Entries shown:
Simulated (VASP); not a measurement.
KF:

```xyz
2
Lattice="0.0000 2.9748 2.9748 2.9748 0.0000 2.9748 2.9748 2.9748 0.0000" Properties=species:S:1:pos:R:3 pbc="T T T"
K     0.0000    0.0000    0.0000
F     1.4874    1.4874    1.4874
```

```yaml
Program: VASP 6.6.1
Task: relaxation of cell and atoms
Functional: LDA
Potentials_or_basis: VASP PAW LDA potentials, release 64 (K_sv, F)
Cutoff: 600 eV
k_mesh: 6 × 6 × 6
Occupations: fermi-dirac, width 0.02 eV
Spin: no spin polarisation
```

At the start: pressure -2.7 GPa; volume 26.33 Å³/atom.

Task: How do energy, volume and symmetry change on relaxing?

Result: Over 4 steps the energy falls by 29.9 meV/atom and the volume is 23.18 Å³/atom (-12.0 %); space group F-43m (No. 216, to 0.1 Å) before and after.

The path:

Requirement:
The answer should consist of all the lines above, retyped exactly.

Written answer:
Simulated (VASP); not a measurement.
KF:

```xyz
2
Lattice="0.0000 2.9748 2.9748 2.9748 0.0000 2.9748 2.9748 2.9748 0.0000" Properties=species:S:1:pos:R:3 pbc="T T T"
K     0.0000    0.0000    0.0000
F     1.4874    1.4874    1.4874
```

```yaml
Program: VASP 6.6.1
Task: relaxation of cell and atoms
Functional: LDA
Potentials_or_basis: VASP PAW LDA potentials, release 64 (K_sv, F)
Cutoff: 600 eV
k_mesh: 6 × 6 × 6
Occupations: fermi-dirac, width 0.02 eV
Spin: no spin polarisation
```

At the start: pressure -2.7 GPa; volume 26.33 Å³/atom.

Task: How do energy, volume and symmetry change on relaxing?

Result: Over 4 steps the energy falls by 29.9 meV/atom and the volume is 23.18 Å³/atom (-12.0 %); space group F-43m (No. 216, to 0.1 Å) before and after.

The path:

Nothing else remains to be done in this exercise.